▸ Work request
After reading the data, copy it out in full and exactly.

▸ Information shown
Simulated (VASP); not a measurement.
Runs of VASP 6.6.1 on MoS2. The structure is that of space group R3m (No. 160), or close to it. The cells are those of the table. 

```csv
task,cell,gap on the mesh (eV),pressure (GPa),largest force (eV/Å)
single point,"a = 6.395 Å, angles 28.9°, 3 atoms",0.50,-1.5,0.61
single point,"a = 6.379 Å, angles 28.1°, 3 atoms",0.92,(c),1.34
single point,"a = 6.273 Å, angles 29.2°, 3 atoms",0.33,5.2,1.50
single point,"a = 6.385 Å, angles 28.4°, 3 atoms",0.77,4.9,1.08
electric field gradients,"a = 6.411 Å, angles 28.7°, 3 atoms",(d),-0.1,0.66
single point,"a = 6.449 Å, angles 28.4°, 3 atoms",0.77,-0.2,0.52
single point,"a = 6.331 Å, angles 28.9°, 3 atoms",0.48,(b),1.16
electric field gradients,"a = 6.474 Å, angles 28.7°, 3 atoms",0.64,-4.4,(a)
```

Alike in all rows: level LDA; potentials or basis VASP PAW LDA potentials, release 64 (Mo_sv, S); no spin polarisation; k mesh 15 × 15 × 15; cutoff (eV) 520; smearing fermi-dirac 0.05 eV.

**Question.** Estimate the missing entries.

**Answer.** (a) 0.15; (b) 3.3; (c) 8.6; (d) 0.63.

▸ Answer area
Simulated (VASP); not a measurement.
Runs of VASP 6.6.1 on MoS2. The structure is that of space group R3m (No. 160), or close to it. The cells are those of the table. 

```csv
task,cell,gap on the mesh (eV),pressure (GPa),largest force (eV/Å)
single point,"a = 6.395 Å, angles 28.9°, 3 atoms",0.50,-1.5,0.61
single point,"a = 6.379 Å, angles 28.1°, 3 atoms",0.92,(c),1.34
single point,"a = 6.273 Å, angles 29.2°, 3 atoms",0.33,5.2,1.50
single point,"a = 6.385 Å, angles 28.4°, 3 atoms",0.77,4.9,1.08
electric field gradients,"a = 6.411 Å, angles 28.7°, 3 atoms",(d),-0.1,0.66
single point,"a = 6.449 Å, angles 28.4°, 3 atoms",0.77,-0.2,0.52
single point,"a = 6.331 Å, angles 28.9°, 3 atoms",0.48,(b),1.16
electric field gradients,"a = 6.474 Å, angles 28.7°, 3 atoms",0.64,-4.4,(a)
```

Alike in all rows: level LDA; potentials or basis VASP PAW LDA potentials, release 64 (Mo_sv, S); no spin polarisation; k mesh 15 × 15 × 15; cutoff (eV) 520; smearing fermi-dirac 0.05 eV.

**Question.** Estimate the missing entries.

**Answer.** (a) 0.15; (b) 3.3; (c) 8.6; (d) 0.63.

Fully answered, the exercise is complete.